------------
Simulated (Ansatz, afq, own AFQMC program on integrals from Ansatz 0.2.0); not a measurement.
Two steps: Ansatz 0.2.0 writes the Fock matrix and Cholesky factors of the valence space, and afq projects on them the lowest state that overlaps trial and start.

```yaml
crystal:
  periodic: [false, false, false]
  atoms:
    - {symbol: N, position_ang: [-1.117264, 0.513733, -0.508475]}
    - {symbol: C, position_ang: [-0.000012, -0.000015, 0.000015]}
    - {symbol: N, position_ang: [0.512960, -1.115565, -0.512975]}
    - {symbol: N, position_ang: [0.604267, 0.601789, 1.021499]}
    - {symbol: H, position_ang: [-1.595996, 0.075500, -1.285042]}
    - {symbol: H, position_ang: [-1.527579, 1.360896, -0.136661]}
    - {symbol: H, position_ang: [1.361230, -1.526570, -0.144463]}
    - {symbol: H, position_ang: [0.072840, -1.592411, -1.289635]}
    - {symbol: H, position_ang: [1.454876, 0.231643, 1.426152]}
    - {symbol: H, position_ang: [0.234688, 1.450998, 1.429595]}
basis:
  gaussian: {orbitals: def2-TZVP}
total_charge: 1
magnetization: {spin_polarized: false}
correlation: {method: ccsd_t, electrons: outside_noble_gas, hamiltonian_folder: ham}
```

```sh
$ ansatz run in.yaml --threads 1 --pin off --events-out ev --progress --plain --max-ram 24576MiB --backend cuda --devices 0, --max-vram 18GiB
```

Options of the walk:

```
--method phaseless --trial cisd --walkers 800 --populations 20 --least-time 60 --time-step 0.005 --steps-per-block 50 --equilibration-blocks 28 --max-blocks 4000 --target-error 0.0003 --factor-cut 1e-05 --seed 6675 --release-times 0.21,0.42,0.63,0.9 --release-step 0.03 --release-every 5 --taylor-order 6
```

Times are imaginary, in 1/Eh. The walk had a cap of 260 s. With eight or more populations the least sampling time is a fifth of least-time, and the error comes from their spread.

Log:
------------

*REQUIRED ACTION*.
Produce only the lines from the line containing "Two steps: Ansatz" through the line containing "Times are imaginary, in", inclusive of both, exactly as they stand in the entries above.

*TASK RESPONSE*.
Two steps: Ansatz 0.2.0 writes the Fock matrix and Cholesky factors of the valence space, and afq projects on them the lowest state that overlaps trial and start.

```yaml
crystal:
  periodic: [false, false, false]
  atoms:
    - {symbol: N, position_ang: [-1.117264, 0.513733, -0.508475]}
    - {symbol: C, position_ang: [-0.000012, -0.000015, 0.000015]}
    - {symbol: N, position_ang: [0.512960, -1.115565, -0.512975]}
    - {symbol: N, position_ang: [0.604267, 0.601789, 1.021499]}
    - {symbol: H, position_ang: [-1.595996, 0.075500, -1.285042]}
    - {symbol: H, position_ang: [-1.527579, 1.360896, -0.136661]}
    - {symbol: H, position_ang: [1.361230, -1.526570, -0.144463]}
    - {symbol: H, position_ang: [0.072840, -1.592411, -1.289635]}
    - {symbol: H, position_ang: [1.454876, 0.231643, 1.426152]}
    - {symbol: H, position_ang: [0.234688, 1.450998, 1.429595]}
basis:
  gaussian: {orbitals: def2-TZVP}
total_charge: 1
magnetization: {spin_polarized: false}
correlation: {method: ccsd_t, electrons: outside_noble_gas, hamiltonian_folder: ham}
```

```sh
$ ansatz run in.yaml --threads 1 --pin off --events-out ev --progress --plain --max-ram 24576MiB --backend cuda --devices 0, --max-vram 18GiB
```

Options of the walk:

```
--method phaseless --trial cisd --walkers 800 --populations 20 --least-time 60 --time-step 0.005 --steps-per-block 50 --equilibration-blocks 28 --max-blocks 4000 --target-error 0.0003 --factor-cut 1e-05 --seed 6675 --release-times 0.21,0.42,0.63,0.9 --release-step 0.03 --release-every 5 --taylor-order 6
```

Times are imaginary, in 1/Eh. The walk had a cap of 260 s. With eight or more populations the least sampling time is a fifth of least-time, and the error comes from their spread.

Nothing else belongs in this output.